§ **REQUIREMENT**
Every line of the data must be retyped exactly as it stands.

§ **SUPPLIED DATA**
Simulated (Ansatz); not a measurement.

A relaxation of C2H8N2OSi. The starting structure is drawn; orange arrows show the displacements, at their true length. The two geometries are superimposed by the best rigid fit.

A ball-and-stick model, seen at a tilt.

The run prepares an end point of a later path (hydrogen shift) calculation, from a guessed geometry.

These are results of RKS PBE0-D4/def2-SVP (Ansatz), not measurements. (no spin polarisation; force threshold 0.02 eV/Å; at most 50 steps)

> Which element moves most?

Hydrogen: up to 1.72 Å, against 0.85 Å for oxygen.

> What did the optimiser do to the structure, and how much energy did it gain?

§ **ANSWER AREA**
Simulated (Ansatz); not a measurement.

A relaxation of C2H8N2OSi. The starting structure is drawn; orange arrows show the displacements, at their true length. The two geometries are superimposed by the best rigid fit.

A ball-and-stick model, seen at a tilt.

The run prepares an end point of a later path (hydrogen shift) calculation, from a guessed geometry.

These are results of RKS PBE0-D4/def2-SVP (Ansatz), not measurements. (no spin polarisation; force threshold 0.02 eV/Å; at most 50 steps)

> Which element moves most?

Hydrogen: up to 1.72 Å, against 0.85 Å for oxygen.

> What did the optimiser do to the structure, and how much energy did it gain?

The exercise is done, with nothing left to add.